* _Requirement_: Copy out each line below exactly as written.

* _Entries supplied_:
★ ★ ★ ★
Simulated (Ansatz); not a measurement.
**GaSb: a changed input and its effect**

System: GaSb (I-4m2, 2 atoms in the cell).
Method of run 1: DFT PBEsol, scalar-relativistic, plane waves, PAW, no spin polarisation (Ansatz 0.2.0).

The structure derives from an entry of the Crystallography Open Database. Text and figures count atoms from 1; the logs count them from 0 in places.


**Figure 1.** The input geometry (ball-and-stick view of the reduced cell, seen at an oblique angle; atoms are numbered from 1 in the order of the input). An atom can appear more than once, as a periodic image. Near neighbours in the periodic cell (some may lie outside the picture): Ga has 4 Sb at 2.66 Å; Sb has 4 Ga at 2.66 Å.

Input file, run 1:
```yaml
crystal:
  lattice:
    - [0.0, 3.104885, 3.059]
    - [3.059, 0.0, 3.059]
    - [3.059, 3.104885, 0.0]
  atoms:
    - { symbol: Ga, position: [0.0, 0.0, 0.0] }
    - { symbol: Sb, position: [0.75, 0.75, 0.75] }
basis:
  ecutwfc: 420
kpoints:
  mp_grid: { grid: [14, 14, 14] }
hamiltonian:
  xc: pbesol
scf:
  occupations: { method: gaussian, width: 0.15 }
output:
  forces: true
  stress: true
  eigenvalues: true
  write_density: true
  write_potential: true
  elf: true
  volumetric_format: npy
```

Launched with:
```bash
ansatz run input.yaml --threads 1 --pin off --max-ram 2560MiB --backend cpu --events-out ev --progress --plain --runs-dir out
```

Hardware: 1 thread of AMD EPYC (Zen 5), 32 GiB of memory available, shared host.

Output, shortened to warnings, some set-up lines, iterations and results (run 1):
★ ★ ★ ★

* _Exercise answer_:
Simulated (Ansatz); not a measurement.
**GaSb: a changed input and its effect**

System: GaSb (I-4m2, 2 atoms in the cell).
Method of run 1: DFT PBEsol, scalar-relativistic, plane waves, PAW, no spin polarisation (Ansatz 0.2.0).

The structure derives from an entry of the Crystallography Open Database. Text and figures count atoms from 1; the logs count them from 0 in places.


**Figure 1.** The input geometry (ball-and-stick view of the reduced cell, seen at an oblique angle; atoms are numbered from 1 in the order of the input). An atom can appear more than once, as a periodic image. Near neighbours in the periodic cell (some may lie outside the picture): Ga has 4 Sb at 2.66 Å; Sb has 4 Ga at 2.66 Å.

Input file, run 1:
```yaml
crystal:
  lattice:
    - [0.0, 3.104885, 3.059]
    - [3.059, 0.0, 3.059]
    - [3.059, 3.104885, 0.0]
  atoms:
    - { symbol: Ga, position: [0.0, 0.0, 0.0] }
    - { symbol: Sb, position: [0.75, 0.75, 0.75] }
basis:
  ecutwfc: 420
kpoints:
  mp_grid: { grid: [14, 14, 14] }
hamiltonian:
  xc: pbesol
scf:
  occupations: { method: gaussian, width: 0.15 }
output:
  forces: true
  stress: true
  eigenvalues: true
  write_density: true
  write_potential: true
  elf: true
  volumetric_format: npy
```

Launched with:
```bash
ansatz run input.yaml --threads 1 --pin off --max-ram 2560MiB --backend cpu --events-out ev --progress --plain --runs-dir out
```

Hardware: 1 thread of AMD EPYC (Zen 5), 32 GiB of memory available, shared host.

Output, shortened to warnings, some set-up lines, iterations and results (run 1):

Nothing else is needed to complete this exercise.